▸ WORK ORDER
Give every entry again, exactly as it stands.

··· EXTRACTED DATA ···

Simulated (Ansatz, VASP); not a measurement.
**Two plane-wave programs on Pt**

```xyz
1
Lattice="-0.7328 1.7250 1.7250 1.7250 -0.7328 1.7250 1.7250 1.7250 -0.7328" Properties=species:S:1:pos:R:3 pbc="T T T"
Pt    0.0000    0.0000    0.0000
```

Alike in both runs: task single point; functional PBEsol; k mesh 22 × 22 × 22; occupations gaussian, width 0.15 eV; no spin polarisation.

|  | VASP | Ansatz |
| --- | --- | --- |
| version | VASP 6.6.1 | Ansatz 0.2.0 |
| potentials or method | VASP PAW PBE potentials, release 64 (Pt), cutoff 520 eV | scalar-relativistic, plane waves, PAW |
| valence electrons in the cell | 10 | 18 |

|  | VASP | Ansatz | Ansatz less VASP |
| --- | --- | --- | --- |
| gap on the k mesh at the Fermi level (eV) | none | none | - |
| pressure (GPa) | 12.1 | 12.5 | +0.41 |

···

▸ RESPONSE BOX
Simulated (Ansatz, VASP); not a measurement.
**Two plane-wave programs on Pt**

```xyz
1
Lattice="-0.7328 1.7250 1.7250 1.7250 -0.7328 1.7250 1.7250 1.7250 -0.7328" Properties=species:S:1:pos:R:3 pbc="T T T"
Pt    0.0000    0.0000    0.0000
```

Alike in both runs: task single point; functional PBEsol; k mesh 22 × 22 × 22; occupations gaussian, width 0.15 eV; no spin polarisation.

|  | VASP | Ansatz |
| --- | --- | --- |
| version | VASP 6.6.1 | Ansatz 0.2.0 |
| potentials or method | VASP PAW PBE potentials, release 64 (Pt), cutoff 520 eV | scalar-relativistic, plane waves, PAW |
| valence electrons in the cell | 10 | 18 |

|  | VASP | Ansatz | Ansatz less VASP |
| --- | --- | --- | --- |
| gap on the k mesh at the Fermi level (eV) | none | none | - |
| pressure (GPa) | 12.1 | 12.5 | +0.41 |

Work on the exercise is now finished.